REQUIREMENT.
Copy out the complete listing, word for word.

DATA LISTING.
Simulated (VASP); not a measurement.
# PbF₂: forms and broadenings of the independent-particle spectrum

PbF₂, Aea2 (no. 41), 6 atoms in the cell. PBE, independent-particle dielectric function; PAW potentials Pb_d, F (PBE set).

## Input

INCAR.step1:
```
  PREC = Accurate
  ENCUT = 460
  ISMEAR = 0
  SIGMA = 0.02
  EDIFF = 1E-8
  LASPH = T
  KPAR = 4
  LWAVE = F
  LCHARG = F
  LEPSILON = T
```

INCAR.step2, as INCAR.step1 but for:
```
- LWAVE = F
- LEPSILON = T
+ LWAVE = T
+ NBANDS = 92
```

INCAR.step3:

SOLUTION.
Simulated (VASP); not a measurement.
# PbF₂: forms and broadenings of the independent-particle spectrum

PbF₂, Aea2 (no. 41), 6 atoms in the cell. PBE, independent-particle dielectric function; PAW potentials Pb_d, F (PBE set).

## Input

INCAR.step1:
```
  PREC = Accurate
  ENCUT = 460
  ISMEAR = 0
  SIGMA = 0.02
  EDIFF = 1E-8
  LASPH = T
  KPAR = 4
  LWAVE = F
  LCHARG = F
  LEPSILON = T
```

INCAR.step2, as INCAR.step1 but for:
```
- LWAVE = F
- LEPSILON = T
+ LWAVE = T
+ NBANDS = 92
```

INCAR.step3:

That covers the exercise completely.